## Requirement
Your output must match the records below character for character.

## Data extract
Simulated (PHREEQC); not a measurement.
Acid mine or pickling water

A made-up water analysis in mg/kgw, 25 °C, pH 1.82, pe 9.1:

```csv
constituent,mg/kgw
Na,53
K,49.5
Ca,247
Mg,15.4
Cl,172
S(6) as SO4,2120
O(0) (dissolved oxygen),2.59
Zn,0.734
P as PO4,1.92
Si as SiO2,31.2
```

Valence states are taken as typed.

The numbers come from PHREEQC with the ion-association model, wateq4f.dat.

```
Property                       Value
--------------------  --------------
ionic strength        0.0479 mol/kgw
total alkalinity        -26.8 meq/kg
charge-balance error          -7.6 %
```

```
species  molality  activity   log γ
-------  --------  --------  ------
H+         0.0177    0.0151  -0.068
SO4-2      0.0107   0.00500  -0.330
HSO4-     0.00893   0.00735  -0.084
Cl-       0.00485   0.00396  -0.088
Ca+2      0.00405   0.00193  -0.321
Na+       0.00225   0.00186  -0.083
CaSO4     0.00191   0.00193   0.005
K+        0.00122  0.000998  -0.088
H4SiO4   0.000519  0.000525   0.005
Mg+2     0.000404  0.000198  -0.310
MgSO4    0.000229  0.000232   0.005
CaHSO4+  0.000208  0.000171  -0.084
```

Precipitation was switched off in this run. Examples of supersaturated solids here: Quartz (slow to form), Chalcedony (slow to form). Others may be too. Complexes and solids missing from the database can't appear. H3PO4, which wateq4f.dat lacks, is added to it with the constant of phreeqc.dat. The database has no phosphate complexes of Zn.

## Expected answer
Simulated (PHREEQC); not a measurement.
Acid mine or pickling water

A made-up water analysis in mg/kgw, 25 °C, pH 1.82, pe 9.1:

```csv
constituent,mg/kgw
Na,53
K,49.5
Ca,247
Mg,15.4
Cl,172
S(6) as SO4,2120
O(0) (dissolved oxygen),2.59
Zn,0.734
P as PO4,1.92
Si as SiO2,31.2
```

Valence states are taken as typed.

The numbers come from PHREEQC with the ion-association model, wateq4f.dat.

```
Property                       Value
--------------------  --------------
ionic strength        0.0479 mol/kgw
total alkalinity        -26.8 meq/kg
charge-balance error          -7.6 %
```

```
species  molality  activity   log γ
-------  --------  --------  ------
H+         0.0177    0.0151  -0.068
SO4-2      0.0107   0.00500  -0.330
HSO4-     0.00893   0.00735  -0.084
Cl-       0.00485   0.00396  -0.088
Ca+2      0.00405   0.00193  -0.321
Na+       0.00225   0.00186  -0.083
CaSO4     0.00191   0.00193   0.005
K+        0.00122  0.000998  -0.088
H4SiO4   0.000519  0.000525   0.005
Mg+2     0.000404  0.000198  -0.310
MgSO4    0.000229  0.000232   0.005
CaHSO4+  0.000208  0.000171  -0.084
```

Precipitation was switched off in this run. Examples of supersaturated solids here: Quartz (slow to form), Chalcedony (slow to form). Others may be too. Complexes and solids missing from the database can't appear. H3PO4, which wateq4f.dat lacks, is added to it with the constant of phreeqc.dat. The database has no phosphate complexes of Zn.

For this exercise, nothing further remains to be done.